_BRIEF_
Return every entry from the listing below unaltered.

_DATA EXTRACTS_
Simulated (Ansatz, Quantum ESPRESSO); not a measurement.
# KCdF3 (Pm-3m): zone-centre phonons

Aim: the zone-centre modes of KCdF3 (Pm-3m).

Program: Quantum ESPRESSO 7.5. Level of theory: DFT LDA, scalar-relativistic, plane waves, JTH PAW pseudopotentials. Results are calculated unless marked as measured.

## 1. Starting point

_YOUR SOLUTION_
Simulated (Ansatz, Quantum ESPRESSO); not a measurement.
# KCdF3 (Pm-3m): zone-centre phonons

Aim: the zone-centre modes of KCdF3 (Pm-3m).

Program: Quantum ESPRESSO 7.5. Level of theory: DFT LDA, scalar-relativistic, plane waves, JTH PAW pseudopotentials. Results are calculated unless marked as measured.

## 1. Starting point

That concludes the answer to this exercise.